EXTRACTED INFORMATION:
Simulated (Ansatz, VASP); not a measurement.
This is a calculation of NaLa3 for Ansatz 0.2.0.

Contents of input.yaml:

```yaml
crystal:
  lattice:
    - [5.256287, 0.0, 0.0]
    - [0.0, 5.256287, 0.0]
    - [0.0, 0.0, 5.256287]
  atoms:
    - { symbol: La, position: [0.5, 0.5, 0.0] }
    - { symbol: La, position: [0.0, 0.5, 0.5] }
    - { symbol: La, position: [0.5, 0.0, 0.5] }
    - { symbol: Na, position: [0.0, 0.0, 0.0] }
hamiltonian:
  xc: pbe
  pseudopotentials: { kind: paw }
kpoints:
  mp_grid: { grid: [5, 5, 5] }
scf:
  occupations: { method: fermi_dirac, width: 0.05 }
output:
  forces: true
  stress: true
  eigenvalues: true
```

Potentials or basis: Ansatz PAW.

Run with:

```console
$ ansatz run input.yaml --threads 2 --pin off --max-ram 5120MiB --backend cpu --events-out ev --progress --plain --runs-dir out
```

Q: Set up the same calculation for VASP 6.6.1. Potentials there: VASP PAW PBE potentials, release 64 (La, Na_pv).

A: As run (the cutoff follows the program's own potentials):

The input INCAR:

ACTIVITY: Out of the entries above, write out only the lines between the line holding "Potentials or basis: Ansatz PAW." and the line holding "A: As run (the", inclusive, each exactly as given.

EXERCISE RESPONSE:
Potentials or basis: Ansatz PAW.

Run with:

```console
$ ansatz run input.yaml --threads 2 --pin off --max-ram 5120MiB --backend cpu --events-out ev --progress --plain --runs-dir out
```

Q: Set up the same calculation for VASP 6.6.1. Potentials there: VASP PAW PBE potentials, release 64 (La, Na_pv).

A: As run (the cutoff follows the program's own potentials):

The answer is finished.